Only an exact reprint of all the data is acceptable.

### Entries supplied
________________________________________

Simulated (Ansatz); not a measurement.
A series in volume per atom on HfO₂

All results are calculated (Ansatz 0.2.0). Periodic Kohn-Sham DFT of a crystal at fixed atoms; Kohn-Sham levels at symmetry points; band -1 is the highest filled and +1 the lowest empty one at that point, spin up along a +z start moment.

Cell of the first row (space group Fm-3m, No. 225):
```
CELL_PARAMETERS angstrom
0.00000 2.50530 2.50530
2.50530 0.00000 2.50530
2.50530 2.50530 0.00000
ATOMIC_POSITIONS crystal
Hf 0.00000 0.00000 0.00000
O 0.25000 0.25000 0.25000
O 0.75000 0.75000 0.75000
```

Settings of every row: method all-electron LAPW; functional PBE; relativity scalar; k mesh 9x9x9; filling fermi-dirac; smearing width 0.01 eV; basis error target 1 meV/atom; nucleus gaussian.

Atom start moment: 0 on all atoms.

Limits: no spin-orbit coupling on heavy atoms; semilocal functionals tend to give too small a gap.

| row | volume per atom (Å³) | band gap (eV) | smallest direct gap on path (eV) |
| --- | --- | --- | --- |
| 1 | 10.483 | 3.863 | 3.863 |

________________________________________

### Written solution
Simulated (Ansatz); not a measurement.
A series in volume per atom on HfO₂

All results are calculated (Ansatz 0.2.0). Periodic Kohn-Sham DFT of a crystal at fixed atoms; Kohn-Sham levels at symmetry points; band -1 is the highest filled and +1 the lowest empty one at that point, spin up along a +z start moment.

Cell of the first row (space group Fm-3m, No. 225):
```
CELL_PARAMETERS angstrom
0.00000 2.50530 2.50530
2.50530 0.00000 2.50530
2.50530 2.50530 0.00000
ATOMIC_POSITIONS crystal
Hf 0.00000 0.00000 0.00000
O 0.25000 0.25000 0.25000
O 0.75000 0.75000 0.75000
```

Settings of every row: method all-electron LAPW; functional PBE; relativity scalar; k mesh 9x9x9; filling fermi-dirac; smearing width 0.01 eV; basis error target 1 meV/atom; nucleus gaussian.

Atom start moment: 0 on all atoms.

Limits: no spin-orbit coupling on heavy atoms; semilocal functionals tend to give too small a gap.

| row | volume per atom (Å³) | band gap (eV) | smallest direct gap on path (eV) |
| --- | --- | --- | --- |
| 1 | 10.483 | 3.863 | 3.863 |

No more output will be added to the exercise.